GIVEN RECORDS:
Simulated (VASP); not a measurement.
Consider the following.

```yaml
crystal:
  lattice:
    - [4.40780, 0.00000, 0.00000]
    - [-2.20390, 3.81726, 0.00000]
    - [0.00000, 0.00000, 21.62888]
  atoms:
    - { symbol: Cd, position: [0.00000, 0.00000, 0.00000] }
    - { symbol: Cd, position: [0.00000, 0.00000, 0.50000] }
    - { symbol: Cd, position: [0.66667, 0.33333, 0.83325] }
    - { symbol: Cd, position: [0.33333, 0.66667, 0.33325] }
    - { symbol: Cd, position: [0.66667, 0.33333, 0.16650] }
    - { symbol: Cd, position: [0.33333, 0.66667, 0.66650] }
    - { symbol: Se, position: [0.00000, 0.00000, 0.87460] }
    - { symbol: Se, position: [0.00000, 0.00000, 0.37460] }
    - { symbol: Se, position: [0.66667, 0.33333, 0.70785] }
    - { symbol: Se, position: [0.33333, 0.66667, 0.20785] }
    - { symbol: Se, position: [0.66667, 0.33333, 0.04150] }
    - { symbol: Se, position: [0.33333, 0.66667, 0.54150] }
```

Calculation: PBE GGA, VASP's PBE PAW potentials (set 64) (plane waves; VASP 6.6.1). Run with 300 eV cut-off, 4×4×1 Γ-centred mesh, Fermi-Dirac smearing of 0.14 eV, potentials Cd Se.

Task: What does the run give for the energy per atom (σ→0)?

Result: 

WORK INSTRUCTION: Every line of the listing is to be transcribed exactly.

RESPONSE:
Simulated (VASP); not a measurement.
Consider the following.

```yaml
crystal:
  lattice:
    - [4.40780, 0.00000, 0.00000]
    - [-2.20390, 3.81726, 0.00000]
    - [0.00000, 0.00000, 21.62888]
  atoms:
    - { symbol: Cd, position: [0.00000, 0.00000, 0.00000] }
    - { symbol: Cd, position: [0.00000, 0.00000, 0.50000] }
    - { symbol: Cd, position: [0.66667, 0.33333, 0.83325] }
    - { symbol: Cd, position: [0.33333, 0.66667, 0.33325] }
    - { symbol: Cd, position: [0.66667, 0.33333, 0.16650] }
    - { symbol: Cd, position: [0.33333, 0.66667, 0.66650] }
    - { symbol: Se, position: [0.00000, 0.00000, 0.87460] }
    - { symbol: Se, position: [0.00000, 0.00000, 0.37460] }
    - { symbol: Se, position: [0.66667, 0.33333, 0.70785] }
    - { symbol: Se, position: [0.33333, 0.66667, 0.20785] }
    - { symbol: Se, position: [0.66667, 0.33333, 0.04150] }
    - { symbol: Se, position: [0.33333, 0.66667, 0.54150] }
```

Calculation: PBE GGA, VASP's PBE PAW potentials (set 64) (plane waves; VASP 6.6.1). Run with 300 eV cut-off, 4×4×1 Γ-centred mesh, Fermi-Dirac smearing of 0.14 eV, potentials Cd Se.

Task: What does the run give for the energy per atom (σ→0)?

Result: 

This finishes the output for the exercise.